Brief.
Copy the lines of the entries exactly, from the opening one to the one holding "6^6, sequence 4, 12, 24, 42.", and leave out everything after.

───── Information provided
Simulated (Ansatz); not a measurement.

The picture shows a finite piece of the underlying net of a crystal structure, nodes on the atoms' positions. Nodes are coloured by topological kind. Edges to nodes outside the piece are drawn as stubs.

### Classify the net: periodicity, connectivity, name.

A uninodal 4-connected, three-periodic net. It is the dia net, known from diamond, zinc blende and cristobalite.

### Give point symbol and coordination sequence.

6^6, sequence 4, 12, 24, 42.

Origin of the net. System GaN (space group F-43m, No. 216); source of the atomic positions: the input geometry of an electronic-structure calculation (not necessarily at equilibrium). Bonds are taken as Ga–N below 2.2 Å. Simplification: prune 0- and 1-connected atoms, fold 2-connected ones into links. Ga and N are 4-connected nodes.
──────────

Exercise result.
Simulated (Ansatz); not a measurement.

The picture shows a finite piece of the underlying net of a crystal structure, nodes on the atoms' positions. Nodes are coloured by topological kind. Edges to nodes outside the piece are drawn as stubs.

### Classify the net: periodicity, connectivity, name.

A uninodal 4-connected, three-periodic net. It is the dia net, known from diamond, zinc blende and cristobalite.

### Give point symbol and coordination sequence.

6^6, sequence 4, 12, 24, 42.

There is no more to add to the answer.